**WORK ORDER**. Would you quote the material below from its first line through the line containing "It has no gap", exactly and with both ends included?

**LISTED ENTRIES**.
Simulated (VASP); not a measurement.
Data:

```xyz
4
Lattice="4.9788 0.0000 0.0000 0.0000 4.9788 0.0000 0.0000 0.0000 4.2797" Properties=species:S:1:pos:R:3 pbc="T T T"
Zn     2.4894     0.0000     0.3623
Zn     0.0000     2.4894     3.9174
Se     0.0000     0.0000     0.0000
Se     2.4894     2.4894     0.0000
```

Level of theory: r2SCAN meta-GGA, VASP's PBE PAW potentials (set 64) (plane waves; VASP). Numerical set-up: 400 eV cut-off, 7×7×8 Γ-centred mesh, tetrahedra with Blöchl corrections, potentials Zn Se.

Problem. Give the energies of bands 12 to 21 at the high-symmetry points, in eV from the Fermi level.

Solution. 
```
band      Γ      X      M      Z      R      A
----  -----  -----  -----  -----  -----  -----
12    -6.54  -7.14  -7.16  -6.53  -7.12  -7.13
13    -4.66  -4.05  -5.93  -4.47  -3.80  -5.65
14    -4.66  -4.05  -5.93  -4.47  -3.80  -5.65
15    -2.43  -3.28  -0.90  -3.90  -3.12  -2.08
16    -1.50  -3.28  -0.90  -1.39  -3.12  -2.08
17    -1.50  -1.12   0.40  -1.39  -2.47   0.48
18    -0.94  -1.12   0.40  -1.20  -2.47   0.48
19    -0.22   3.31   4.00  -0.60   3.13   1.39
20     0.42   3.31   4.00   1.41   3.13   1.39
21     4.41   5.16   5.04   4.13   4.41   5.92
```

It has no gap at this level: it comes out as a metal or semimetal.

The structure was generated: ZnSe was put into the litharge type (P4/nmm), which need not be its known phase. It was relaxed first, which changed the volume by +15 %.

**SOLUTION**.
Simulated (VASP); not a measurement.
Data:

```xyz
4
Lattice="4.9788 0.0000 0.0000 0.0000 4.9788 0.0000 0.0000 0.0000 4.2797" Properties=species:S:1:pos:R:3 pbc="T T T"
Zn     2.4894     0.0000     0.3623
Zn     0.0000     2.4894     3.9174
Se     0.0000     0.0000     0.0000
Se     2.4894     2.4894     0.0000
```

Level of theory: r2SCAN meta-GGA, VASP's PBE PAW potentials (set 64) (plane waves; VASP). Numerical set-up: 400 eV cut-off, 7×7×8 Γ-centred mesh, tetrahedra with Blöchl corrections, potentials Zn Se.

Problem. Give the energies of bands 12 to 21 at the high-symmetry points, in eV from the Fermi level.

Solution. 
```
band      Γ      X      M      Z      R      A
----  -----  -----  -----  -----  -----  -----
12    -6.54  -7.14  -7.16  -6.53  -7.12  -7.13
13    -4.66  -4.05  -5.93  -4.47  -3.80  -5.65
14    -4.66  -4.05  -5.93  -4.47  -3.80  -5.65
15    -2.43  -3.28  -0.90  -3.90  -3.12  -2.08
16    -1.50  -3.28  -0.90  -1.39  -3.12  -2.08
17    -1.50  -1.12   0.40  -1.39  -2.47   0.48
18    -0.94  -1.12   0.40  -1.20  -2.47   0.48
19    -0.22   3.31   4.00  -0.60   3.13   1.39
20     0.42   3.31   4.00   1.41   3.13   1.39
21     4.41   5.16   5.04   4.13   4.41   5.92
```

It has no gap at this level: it comes out as a metal or semimetal.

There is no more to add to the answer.